**DATASET:**
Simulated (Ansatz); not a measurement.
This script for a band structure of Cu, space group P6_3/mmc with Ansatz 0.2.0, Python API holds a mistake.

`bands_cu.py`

**REQUIRED ACTION:** All records must be transcribed exactly, with none left out.

**RESPONSE:**
Simulated (Ansatz); not a measurement.
This script for a band structure of Cu, space group P6_3/mmc with Ansatz 0.2.0, Python API holds a mistake.

`bands_cu.py`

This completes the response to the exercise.